## Work item
Return the data that follows exactly. Include every line.

--------------------

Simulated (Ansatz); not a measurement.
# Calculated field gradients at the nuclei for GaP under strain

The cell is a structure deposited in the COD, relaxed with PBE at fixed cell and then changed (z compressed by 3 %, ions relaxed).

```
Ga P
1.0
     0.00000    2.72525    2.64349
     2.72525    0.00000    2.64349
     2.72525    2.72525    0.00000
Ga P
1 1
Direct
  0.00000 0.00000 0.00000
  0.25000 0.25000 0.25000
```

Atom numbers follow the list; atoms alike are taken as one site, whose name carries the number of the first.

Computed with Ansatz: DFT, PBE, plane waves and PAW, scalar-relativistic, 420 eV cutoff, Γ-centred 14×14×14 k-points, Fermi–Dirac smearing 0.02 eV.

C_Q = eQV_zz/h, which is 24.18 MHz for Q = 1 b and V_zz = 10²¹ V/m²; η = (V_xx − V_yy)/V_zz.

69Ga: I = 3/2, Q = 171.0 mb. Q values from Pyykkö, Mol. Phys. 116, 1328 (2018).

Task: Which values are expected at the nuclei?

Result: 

--------------------

## Written answer
Simulated (Ansatz); not a measurement.
# Calculated field gradients at the nuclei for GaP under strain

The cell is a structure deposited in the COD, relaxed with PBE at fixed cell and then changed (z compressed by 3 %, ions relaxed).

```
Ga P
1.0
     0.00000    2.72525    2.64349
     2.72525    0.00000    2.64349
     2.72525    2.72525    0.00000
Ga P
1 1
Direct
  0.00000 0.00000 0.00000
  0.25000 0.25000 0.25000
```

Atom numbers follow the list; atoms alike are taken as one site, whose name carries the number of the first.

Computed with Ansatz: DFT, PBE, plane waves and PAW, scalar-relativistic, 420 eV cutoff, Γ-centred 14×14×14 k-points, Fermi–Dirac smearing 0.02 eV.

C_Q = eQV_zz/h, which is 24.18 MHz for Q = 1 b and V_zz = 10²¹ V/m²; η = (V_xx − V_yy)/V_zz.

69Ga: I = 3/2, Q = 171.0 mb. Q values from Pyykkö, Mol. Phys. 116, 1328 (2018).

Task: Which values are expected at the nuclei?

Result: 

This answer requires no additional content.